+---+

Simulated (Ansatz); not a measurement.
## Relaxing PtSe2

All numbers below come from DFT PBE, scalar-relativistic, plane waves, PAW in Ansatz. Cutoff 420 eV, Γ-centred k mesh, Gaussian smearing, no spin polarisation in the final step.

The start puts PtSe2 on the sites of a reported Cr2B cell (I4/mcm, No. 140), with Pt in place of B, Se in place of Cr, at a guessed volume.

+---+

Write down the entries above again. Copy them word for word.

▶ Task solution:
Simulated (Ansatz); not a measurement.
## Relaxing PtSe2

All numbers below come from DFT PBE, scalar-relativistic, plane waves, PAW in Ansatz. Cutoff 420 eV, Γ-centred k mesh, Gaussian smearing, no spin polarisation in the final step.

The start puts PtSe2 on the sites of a reported Cr2B cell (I4/mcm, No. 140), with Pt in place of B, Se in place of Cr, at a guessed volume.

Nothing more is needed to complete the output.